Material provided
+---+
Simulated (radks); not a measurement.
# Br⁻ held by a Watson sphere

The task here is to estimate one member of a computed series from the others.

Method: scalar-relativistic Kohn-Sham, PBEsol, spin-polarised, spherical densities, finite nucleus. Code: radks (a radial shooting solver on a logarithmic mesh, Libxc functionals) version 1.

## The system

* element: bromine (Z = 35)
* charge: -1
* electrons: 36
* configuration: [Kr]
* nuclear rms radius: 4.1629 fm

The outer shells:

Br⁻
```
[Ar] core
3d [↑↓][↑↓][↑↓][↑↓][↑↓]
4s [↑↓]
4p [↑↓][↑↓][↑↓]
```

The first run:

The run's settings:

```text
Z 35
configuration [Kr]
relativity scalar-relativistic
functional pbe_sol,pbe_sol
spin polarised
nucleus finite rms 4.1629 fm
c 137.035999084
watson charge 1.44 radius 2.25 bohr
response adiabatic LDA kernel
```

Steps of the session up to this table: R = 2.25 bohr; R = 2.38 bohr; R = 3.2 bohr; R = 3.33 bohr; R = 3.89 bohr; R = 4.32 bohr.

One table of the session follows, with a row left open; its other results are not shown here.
+---+

Action item
What the task asks for is a word-for-word repeat of the lines above, from the first through the one containing "Steps of the".

Written response
Simulated (radks); not a measurement.
# Br⁻ held by a Watson sphere

The task here is to estimate one member of a computed series from the others.

Method: scalar-relativistic Kohn-Sham, PBEsol, spin-polarised, spherical densities, finite nucleus. Code: radks (a radial shooting solver on a logarithmic mesh, Libxc functionals) version 1.

## The system

* element: bromine (Z = 35)
* charge: -1
* electrons: 36
* configuration: [Kr]
* nuclear rms radius: 4.1629 fm

The outer shells:

Br⁻
```
[Ar] core
3d [↑↓][↑↓][↑↓][↑↓][↑↓]
4s [↑↓]
4p [↑↓][↑↓][↑↓]
```

The first run:

The run's settings:

```text
Z 35
configuration [Kr]
relativity scalar-relativistic
functional pbe_sol,pbe_sol
spin polarised
nucleus finite rms 4.1629 fm
c 137.035999084
watson charge 1.44 radius 2.25 bohr
response adiabatic LDA kernel
```

Steps of the session up to this table: R = 2.25 bohr; R = 2.38 bohr; R = 3.2 bohr; R = 3.33 bohr; R = 3.89 bohr; R = 4.32 bohr.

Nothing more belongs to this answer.